▸ **REQUIRED ACTION**: The whole listing below must be repeated exactly.

━━━━━ INFORMATION SHOWN ━━━━━

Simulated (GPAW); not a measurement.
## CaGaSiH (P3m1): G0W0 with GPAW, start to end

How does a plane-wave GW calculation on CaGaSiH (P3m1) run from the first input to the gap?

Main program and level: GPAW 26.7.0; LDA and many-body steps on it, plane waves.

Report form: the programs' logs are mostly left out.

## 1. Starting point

━━━━━

▸ **EXERCISE SOLUTION**:
Simulated (GPAW); not a measurement.
## CaGaSiH (P3m1): G0W0 with GPAW, start to end

How does a plane-wave GW calculation on CaGaSiH (P3m1) run from the first input to the gap?

Main program and level: GPAW 26.7.0; LDA and many-body steps on it, plane waves.

Report form: the programs' logs are mostly left out.

## 1. Starting point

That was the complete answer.